> _Action item_:
Beginning with the first line below, please restate each line exactly, down to and including the line containing "Alike in both".

> _Information supplied_:
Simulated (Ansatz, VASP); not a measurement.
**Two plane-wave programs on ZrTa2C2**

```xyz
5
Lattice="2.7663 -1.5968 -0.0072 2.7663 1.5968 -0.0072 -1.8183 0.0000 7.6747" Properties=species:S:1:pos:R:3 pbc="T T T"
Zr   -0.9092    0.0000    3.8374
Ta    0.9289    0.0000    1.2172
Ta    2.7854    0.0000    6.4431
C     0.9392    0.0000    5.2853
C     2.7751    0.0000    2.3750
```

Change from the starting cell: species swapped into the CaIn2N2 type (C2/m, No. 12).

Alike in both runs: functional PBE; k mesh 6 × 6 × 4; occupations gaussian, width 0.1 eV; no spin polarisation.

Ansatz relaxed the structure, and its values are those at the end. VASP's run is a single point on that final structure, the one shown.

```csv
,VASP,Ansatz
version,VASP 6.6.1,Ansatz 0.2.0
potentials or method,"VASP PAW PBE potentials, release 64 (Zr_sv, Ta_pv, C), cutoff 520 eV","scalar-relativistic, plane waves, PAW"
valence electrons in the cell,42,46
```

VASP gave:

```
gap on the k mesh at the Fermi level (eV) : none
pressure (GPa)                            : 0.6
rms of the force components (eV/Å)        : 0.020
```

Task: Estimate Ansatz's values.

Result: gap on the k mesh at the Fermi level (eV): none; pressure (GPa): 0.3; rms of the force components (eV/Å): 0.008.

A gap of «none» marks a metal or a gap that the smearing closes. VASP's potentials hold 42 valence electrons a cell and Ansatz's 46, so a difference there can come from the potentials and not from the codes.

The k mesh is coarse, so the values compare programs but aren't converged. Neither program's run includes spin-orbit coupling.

> _Answer box_:
Simulated (Ansatz, VASP); not a measurement.
**Two plane-wave programs on ZrTa2C2**

```xyz
5
Lattice="2.7663 -1.5968 -0.0072 2.7663 1.5968 -0.0072 -1.8183 0.0000 7.6747" Properties=species:S:1:pos:R:3 pbc="T T T"
Zr   -0.9092    0.0000    3.8374
Ta    0.9289    0.0000    1.2172
Ta    2.7854    0.0000    6.4431
C     0.9392    0.0000    5.2853
C     2.7751    0.0000    2.3750
```

Change from the starting cell: species swapped into the CaIn2N2 type (C2/m, No. 12).

Alike in both runs: functional PBE; k mesh 6 × 6 × 4; occupations gaussian, width 0.1 eV; no spin polarisation.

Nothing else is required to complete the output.